### [Work instruction]
Your job is to transcribe the material exactly. Keep every line.

+++ Data excerpts

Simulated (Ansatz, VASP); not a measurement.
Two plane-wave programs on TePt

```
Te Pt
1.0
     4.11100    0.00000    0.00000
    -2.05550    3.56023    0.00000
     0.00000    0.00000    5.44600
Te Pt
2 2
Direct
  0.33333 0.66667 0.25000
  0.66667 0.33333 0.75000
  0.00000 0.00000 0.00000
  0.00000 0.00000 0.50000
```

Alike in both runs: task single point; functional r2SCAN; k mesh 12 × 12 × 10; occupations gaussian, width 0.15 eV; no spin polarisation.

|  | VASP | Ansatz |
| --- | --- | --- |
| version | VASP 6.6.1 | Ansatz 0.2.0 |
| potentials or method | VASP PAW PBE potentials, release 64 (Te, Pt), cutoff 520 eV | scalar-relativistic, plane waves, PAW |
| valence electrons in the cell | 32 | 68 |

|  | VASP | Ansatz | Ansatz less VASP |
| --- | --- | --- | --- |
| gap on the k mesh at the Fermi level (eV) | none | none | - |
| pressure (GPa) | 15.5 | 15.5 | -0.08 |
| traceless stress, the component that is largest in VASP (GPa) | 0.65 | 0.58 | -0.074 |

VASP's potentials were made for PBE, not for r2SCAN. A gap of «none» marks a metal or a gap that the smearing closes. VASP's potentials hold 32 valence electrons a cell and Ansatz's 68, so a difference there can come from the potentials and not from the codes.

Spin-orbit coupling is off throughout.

++++++

### [Exercise response]
Simulated (Ansatz, VASP); not a measurement.
Two plane-wave programs on TePt

```
Te Pt
1.0
     4.11100    0.00000    0.00000
    -2.05550    3.56023    0.00000
     0.00000    0.00000    5.44600
Te Pt
2 2
Direct
  0.33333 0.66667 0.25000
  0.66667 0.33333 0.75000
  0.00000 0.00000 0.00000
  0.00000 0.00000 0.50000
```

Alike in both runs: task single point; functional r2SCAN; k mesh 12 × 12 × 10; occupations gaussian, width 0.15 eV; no spin polarisation.

|  | VASP | Ansatz |
| --- | --- | --- |
| version | VASP 6.6.1 | Ansatz 0.2.0 |
| potentials or method | VASP PAW PBE potentials, release 64 (Te, Pt), cutoff 520 eV | scalar-relativistic, plane waves, PAW |
| valence electrons in the cell | 32 | 68 |

|  | VASP | Ansatz | Ansatz less VASP |
| --- | --- | --- | --- |
| gap on the k mesh at the Fermi level (eV) | none | none | - |
| pressure (GPa) | 15.5 | 15.5 | -0.08 |
| traceless stress, the component that is largest in VASP (GPa) | 0.65 | 0.58 | -0.074 |

VASP's potentials were made for PBE, not for r2SCAN. A gap of «none» marks a metal or a gap that the smearing closes. VASP's potentials hold 32 valence electrons a cell and Ansatz's 68, so a difference there can come from the potentials and not from the codes.

Spin-orbit coupling is off throughout.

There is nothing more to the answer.